» Task item
Nothing outside the stretch is wanted. Repeat exactly the lines of the listing below from the one that contains "Functional | r2SCAN |" through the one that contains "It took 4.8", both ends included.

Top of Supplied entries
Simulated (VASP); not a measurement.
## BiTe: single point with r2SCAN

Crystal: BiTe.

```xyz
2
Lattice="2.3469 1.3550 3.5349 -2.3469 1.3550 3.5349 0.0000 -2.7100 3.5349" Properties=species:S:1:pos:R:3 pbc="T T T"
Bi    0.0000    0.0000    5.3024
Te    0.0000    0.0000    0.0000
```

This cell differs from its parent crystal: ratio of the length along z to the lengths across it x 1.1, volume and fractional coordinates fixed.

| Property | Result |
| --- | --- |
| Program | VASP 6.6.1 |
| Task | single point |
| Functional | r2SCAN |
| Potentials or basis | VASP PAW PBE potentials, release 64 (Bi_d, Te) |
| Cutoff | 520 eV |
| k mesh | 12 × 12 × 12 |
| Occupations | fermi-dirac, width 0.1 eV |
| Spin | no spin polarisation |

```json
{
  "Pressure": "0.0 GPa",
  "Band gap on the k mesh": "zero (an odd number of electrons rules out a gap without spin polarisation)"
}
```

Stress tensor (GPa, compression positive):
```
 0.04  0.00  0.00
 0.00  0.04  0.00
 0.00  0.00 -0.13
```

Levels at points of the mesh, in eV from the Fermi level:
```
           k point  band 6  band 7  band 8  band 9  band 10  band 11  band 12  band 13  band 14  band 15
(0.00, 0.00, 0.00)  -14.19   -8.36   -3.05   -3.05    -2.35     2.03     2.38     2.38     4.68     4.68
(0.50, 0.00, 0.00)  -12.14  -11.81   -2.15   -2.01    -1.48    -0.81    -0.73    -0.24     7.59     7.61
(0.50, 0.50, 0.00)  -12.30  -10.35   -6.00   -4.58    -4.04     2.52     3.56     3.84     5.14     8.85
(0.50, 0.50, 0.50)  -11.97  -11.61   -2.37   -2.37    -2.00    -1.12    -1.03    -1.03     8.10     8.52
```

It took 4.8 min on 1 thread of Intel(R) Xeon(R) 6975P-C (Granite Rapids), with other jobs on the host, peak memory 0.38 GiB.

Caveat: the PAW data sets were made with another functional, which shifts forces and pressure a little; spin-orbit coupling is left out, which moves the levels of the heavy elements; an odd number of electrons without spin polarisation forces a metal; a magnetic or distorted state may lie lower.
Bottom of Supplied entries

» Written reply
| Functional | r2SCAN |
| Potentials or basis | VASP PAW PBE potentials, release 64 (Bi_d, Te) |
| Cutoff | 520 eV |
| k mesh | 12 × 12 × 12 |
| Occupations | fermi-dirac, width 0.1 eV |
| Spin | no spin polarisation |

```json
{
  "Pressure": "0.0 GPa",
  "Band gap on the k mesh": "zero (an odd number of electrons rules out a gap without spin polarisation)"
}
```

Stress tensor (GPa, compression positive):
```
 0.04  0.00  0.00
 0.00  0.04  0.00
 0.00  0.00 -0.13
```

Levels at points of the mesh, in eV from the Fermi level:
```
           k point  band 6  band 7  band 8  band 9  band 10  band 11  band 12  band 13  band 14  band 15
(0.00, 0.00, 0.00)  -14.19   -8.36   -3.05   -3.05    -2.35     2.03     2.38     2.38     4.68     4.68
(0.50, 0.00, 0.00)  -12.14  -11.81   -2.15   -2.01    -1.48    -0.81    -0.73    -0.24     7.59     7.61
(0.50, 0.50, 0.00)  -12.30  -10.35   -6.00   -4.58    -4.04     2.52     3.56     3.84     5.14     8.85
(0.50, 0.50, 0.50)  -11.97  -11.61   -2.37   -2.37    -2.00    -1.12    -1.03    -1.03     8.10     8.52
```

It took 4.8 min on 1 thread of Intel(R) Xeon(R) 6975P-C (Granite Rapids), with other jobs on the host, peak memory 0.38 GiB.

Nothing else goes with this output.